• Dataset records
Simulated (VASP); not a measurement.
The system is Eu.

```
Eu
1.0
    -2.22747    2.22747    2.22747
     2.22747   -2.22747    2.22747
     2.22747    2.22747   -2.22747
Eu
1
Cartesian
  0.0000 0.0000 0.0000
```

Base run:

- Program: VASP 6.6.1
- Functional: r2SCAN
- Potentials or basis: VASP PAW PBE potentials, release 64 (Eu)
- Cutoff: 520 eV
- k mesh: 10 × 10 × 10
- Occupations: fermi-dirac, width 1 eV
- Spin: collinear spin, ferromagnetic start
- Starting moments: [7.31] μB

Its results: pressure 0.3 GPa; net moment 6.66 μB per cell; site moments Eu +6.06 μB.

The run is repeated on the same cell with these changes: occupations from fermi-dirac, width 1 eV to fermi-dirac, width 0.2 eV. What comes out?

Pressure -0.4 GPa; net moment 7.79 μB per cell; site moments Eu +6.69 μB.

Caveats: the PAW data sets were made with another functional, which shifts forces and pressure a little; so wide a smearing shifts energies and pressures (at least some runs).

• Assigned task
Type the data out again, exactly.

• Written response
Simulated (VASP); not a measurement.
The system is Eu.

```
Eu
1.0
    -2.22747    2.22747    2.22747
     2.22747   -2.22747    2.22747
     2.22747    2.22747   -2.22747
Eu
1
Cartesian
  0.0000 0.0000 0.0000
```

Base run:

- Program: VASP 6.6.1
- Functional: r2SCAN
- Potentials or basis: VASP PAW PBE potentials, release 64 (Eu)
- Cutoff: 520 eV
- k mesh: 10 × 10 × 10
- Occupations: fermi-dirac, width 1 eV
- Spin: collinear spin, ferromagnetic start
- Starting moments: [7.31] μB

Its results: pressure 0.3 GPa; net moment 6.66 μB per cell; site moments Eu +6.06 μB.

The run is repeated on the same cell with these changes: occupations from fermi-dirac, width 1 eV to fermi-dirac, width 0.2 eV. What comes out?

Pressure -0.4 GPa; net moment 7.79 μB per cell; site moments Eu +6.69 μB.

Caveats: the PAW data sets were made with another functional, which shifts forces and pressure a little; so wide a smearing shifts energies and pressures (at least some runs).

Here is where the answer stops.